• [Action item]:
Only the opening lines of the listing, through the one with "Method: TranSIESTA and", are to be retyped, each exactly as it stands.

• [Listed entries]:
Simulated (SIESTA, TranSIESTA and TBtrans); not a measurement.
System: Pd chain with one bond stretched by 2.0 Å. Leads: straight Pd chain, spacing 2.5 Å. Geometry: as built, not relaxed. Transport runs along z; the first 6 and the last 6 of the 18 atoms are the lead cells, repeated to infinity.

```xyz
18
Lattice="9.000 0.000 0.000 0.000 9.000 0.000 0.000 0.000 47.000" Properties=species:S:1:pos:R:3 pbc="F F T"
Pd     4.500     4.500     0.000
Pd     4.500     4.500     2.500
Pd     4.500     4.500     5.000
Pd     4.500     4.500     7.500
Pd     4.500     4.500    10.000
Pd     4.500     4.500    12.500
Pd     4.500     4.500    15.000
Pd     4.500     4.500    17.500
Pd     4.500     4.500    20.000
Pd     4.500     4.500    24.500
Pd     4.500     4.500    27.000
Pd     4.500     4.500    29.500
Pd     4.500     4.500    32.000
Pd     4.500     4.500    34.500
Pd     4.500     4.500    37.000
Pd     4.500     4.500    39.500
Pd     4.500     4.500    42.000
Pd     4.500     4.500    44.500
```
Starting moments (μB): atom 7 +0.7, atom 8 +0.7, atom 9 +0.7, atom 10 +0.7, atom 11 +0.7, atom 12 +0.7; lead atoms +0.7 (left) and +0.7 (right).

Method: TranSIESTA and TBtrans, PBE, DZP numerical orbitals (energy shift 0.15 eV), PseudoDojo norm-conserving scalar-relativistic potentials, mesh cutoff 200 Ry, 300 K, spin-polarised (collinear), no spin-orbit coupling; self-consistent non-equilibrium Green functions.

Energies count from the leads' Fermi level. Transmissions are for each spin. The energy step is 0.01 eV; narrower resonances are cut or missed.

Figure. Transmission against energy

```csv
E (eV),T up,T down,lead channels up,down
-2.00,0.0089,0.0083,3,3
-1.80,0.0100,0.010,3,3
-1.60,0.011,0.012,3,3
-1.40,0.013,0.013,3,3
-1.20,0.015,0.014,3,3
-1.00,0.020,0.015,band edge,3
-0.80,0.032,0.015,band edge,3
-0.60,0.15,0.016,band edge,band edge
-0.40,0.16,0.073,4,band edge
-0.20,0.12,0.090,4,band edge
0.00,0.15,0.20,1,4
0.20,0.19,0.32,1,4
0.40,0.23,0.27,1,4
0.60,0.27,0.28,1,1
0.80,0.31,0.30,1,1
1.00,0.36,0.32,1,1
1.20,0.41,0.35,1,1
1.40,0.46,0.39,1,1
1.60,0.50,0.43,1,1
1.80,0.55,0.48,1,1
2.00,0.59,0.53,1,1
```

• [Answer section]:
Simulated (SIESTA, TranSIESTA and TBtrans); not a measurement.
System: Pd chain with one bond stretched by 2.0 Å. Leads: straight Pd chain, spacing 2.5 Å. Geometry: as built, not relaxed. Transport runs along z; the first 6 and the last 6 of the 18 atoms are the lead cells, repeated to infinity.

```xyz
18
Lattice="9.000 0.000 0.000 0.000 9.000 0.000 0.000 0.000 47.000" Properties=species:S:1:pos:R:3 pbc="F F T"
Pd     4.500     4.500     0.000
Pd     4.500     4.500     2.500
Pd     4.500     4.500     5.000
Pd     4.500     4.500     7.500
Pd     4.500     4.500    10.000
Pd     4.500     4.500    12.500
Pd     4.500     4.500    15.000
Pd     4.500     4.500    17.500
Pd     4.500     4.500    20.000
Pd     4.500     4.500    24.500
Pd     4.500     4.500    27.000
Pd     4.500     4.500    29.500
Pd     4.500     4.500    32.000
Pd     4.500     4.500    34.500
Pd     4.500     4.500    37.000
Pd     4.500     4.500    39.500
Pd     4.500     4.500    42.000
Pd     4.500     4.500    44.500
```
Starting moments (μB): atom 7 +0.7, atom 8 +0.7, atom 9 +0.7, atom 10 +0.7, atom 11 +0.7, atom 12 +0.7; lead atoms +0.7 (left) and +0.7 (right).

Method: TranSIESTA and TBtrans, PBE, DZP numerical orbitals (energy shift 0.15 eV), PseudoDojo norm-conserving scalar-relativistic potentials, mesh cutoff 200 Ry, 300 K, spin-polarised (collinear), no spin-orbit coupling; self-consistent non-equilibrium Green functions.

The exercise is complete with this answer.